# ACTION ITEM
Of the entries below, return exactly those lines that fall between the one containing "width 0.05 eV" and the one containing "-4.9 | 0.442 |", the two end lines included.

# SUPPLIED DATA
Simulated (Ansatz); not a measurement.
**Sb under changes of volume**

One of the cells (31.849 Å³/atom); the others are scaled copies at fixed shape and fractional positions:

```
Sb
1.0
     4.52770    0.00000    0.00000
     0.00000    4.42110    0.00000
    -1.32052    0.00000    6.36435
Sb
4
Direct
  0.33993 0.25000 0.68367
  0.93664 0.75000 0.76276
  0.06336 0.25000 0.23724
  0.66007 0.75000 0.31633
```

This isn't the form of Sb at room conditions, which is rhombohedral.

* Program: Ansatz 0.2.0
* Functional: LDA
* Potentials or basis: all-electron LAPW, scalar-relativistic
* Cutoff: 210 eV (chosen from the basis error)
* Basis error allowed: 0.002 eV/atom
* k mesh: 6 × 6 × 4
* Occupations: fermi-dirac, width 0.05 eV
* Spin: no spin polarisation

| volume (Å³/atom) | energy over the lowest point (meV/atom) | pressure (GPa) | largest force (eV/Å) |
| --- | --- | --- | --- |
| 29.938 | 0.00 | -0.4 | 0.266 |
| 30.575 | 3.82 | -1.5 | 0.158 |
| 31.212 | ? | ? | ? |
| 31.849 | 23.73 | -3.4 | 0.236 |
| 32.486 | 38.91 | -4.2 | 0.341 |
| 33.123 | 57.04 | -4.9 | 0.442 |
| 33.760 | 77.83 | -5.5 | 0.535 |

# EXERCISE RESULT
* Occupations: fermi-dirac, width 0.05 eV
* Spin: no spin polarisation

| volume (Å³/atom) | energy over the lowest point (meV/atom) | pressure (GPa) | largest force (eV/Å) |
| --- | --- | --- | --- |
| 29.938 | 0.00 | -0.4 | 0.266 |
| 30.575 | 3.82 | -1.5 | 0.158 |
| 31.212 | ? | ? | ? |
| 31.849 | 23.73 | -3.4 | 0.236 |
| 32.486 | 38.91 | -4.2 | 0.341 |
| 33.123 | 57.04 | -4.9 | 0.442 |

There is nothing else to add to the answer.